_Data listing_:
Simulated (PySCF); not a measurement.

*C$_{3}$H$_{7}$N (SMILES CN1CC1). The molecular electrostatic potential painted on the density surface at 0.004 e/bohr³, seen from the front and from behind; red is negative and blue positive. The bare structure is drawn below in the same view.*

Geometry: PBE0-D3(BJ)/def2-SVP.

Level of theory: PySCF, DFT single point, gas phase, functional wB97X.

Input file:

_Task item_:
Could the entries above be output once more, exactly as they are?

_Task solution_:
Simulated (PySCF); not a measurement.

*C$_{3}$H$_{7}$N (SMILES CN1CC1). The molecular electrostatic potential painted on the density surface at 0.004 e/bohr³, seen from the front and from behind; red is negative and blue positive. The bare structure is drawn below in the same view.*

Geometry: PBE0-D3(BJ)/def2-SVP.

Level of theory: PySCF, DFT single point, gas phase, functional wB97X.

Input file:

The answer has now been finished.